-------- EXTRACTED INFORMATION --------

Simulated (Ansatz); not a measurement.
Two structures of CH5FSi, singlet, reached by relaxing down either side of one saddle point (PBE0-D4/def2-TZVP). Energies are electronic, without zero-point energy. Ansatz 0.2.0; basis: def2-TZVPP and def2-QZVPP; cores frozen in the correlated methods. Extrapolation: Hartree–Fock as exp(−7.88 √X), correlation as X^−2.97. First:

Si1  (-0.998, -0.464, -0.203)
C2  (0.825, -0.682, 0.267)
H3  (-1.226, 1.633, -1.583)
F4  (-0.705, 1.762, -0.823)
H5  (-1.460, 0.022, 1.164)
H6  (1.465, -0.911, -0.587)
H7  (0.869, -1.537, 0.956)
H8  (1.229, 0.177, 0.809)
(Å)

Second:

--------

→ **REQUIRED ACTION**:
Every single record must be transcribed exactly as it stands.

→ **EXERCISE ANSWER**:
Simulated (Ansatz); not a measurement.
Two structures of CH5FSi, singlet, reached by relaxing down either side of one saddle point (PBE0-D4/def2-TZVP). Energies are electronic, without zero-point energy. Ansatz 0.2.0; basis: def2-TZVPP and def2-QZVPP; cores frozen in the correlated methods. Extrapolation: Hartree–Fock as exp(−7.88 √X), correlation as X^−2.97. First:

Si1  (-0.998, -0.464, -0.203)
C2  (0.825, -0.682, 0.267)
H3  (-1.226, 1.633, -1.583)
F4  (-0.705, 1.762, -0.823)
H5  (-1.460, 0.022, 1.164)
H6  (1.465, -0.911, -0.587)
H7  (0.869, -1.537, 0.956)
H8  (1.229, 0.177, 0.809)
(Å)

Second:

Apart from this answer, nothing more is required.